# Assignment
Starting with the first line of the records, write out each line exactly until you have included the line containing "4. PBE0: 8.327 + (8.5744) × 0.25 = 10.47 eV.".

# Material supplied
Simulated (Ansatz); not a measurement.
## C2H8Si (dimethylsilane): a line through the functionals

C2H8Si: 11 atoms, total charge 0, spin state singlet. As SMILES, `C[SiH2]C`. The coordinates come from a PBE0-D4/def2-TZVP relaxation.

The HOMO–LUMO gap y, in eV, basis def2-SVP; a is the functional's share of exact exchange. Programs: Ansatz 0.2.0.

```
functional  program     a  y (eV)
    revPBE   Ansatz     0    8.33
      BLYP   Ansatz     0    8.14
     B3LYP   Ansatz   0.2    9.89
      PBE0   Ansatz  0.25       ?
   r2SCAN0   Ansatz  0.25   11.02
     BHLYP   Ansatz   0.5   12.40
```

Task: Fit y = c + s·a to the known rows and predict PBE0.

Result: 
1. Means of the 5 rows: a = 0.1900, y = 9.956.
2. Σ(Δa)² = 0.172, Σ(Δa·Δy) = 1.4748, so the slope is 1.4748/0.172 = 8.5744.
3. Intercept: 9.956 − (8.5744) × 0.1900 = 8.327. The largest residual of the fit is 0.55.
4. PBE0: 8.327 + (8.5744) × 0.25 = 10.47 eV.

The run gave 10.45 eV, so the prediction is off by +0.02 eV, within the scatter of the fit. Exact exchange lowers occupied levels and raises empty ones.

# Exercise result
Simulated (Ansatz); not a measurement.
## C2H8Si (dimethylsilane): a line through the functionals

C2H8Si: 11 atoms, total charge 0, spin state singlet. As SMILES, `C[SiH2]C`. The coordinates come from a PBE0-D4/def2-TZVP relaxation.

The HOMO–LUMO gap y, in eV, basis def2-SVP; a is the functional's share of exact exchange. Programs: Ansatz 0.2.0.

```
functional  program     a  y (eV)
    revPBE   Ansatz     0    8.33
      BLYP   Ansatz     0    8.14
     B3LYP   Ansatz   0.2    9.89
      PBE0   Ansatz  0.25       ?
   r2SCAN0   Ansatz  0.25   11.02
     BHLYP   Ansatz   0.5   12.40
```

Task: Fit y = c + s·a to the known rows and predict PBE0.

Result: 
1. Means of the 5 rows: a = 0.1900, y = 9.956.
2. Σ(Δa)² = 0.172, Σ(Δa·Δy) = 1.4748, so the slope is 1.4748/0.172 = 8.5744.
3. Intercept: 9.956 − (8.5744) × 0.1900 = 8.327. The largest residual of the fit is 0.55.
4. PBE0: 8.327 + (8.5744) × 0.25 = 10.47 eV.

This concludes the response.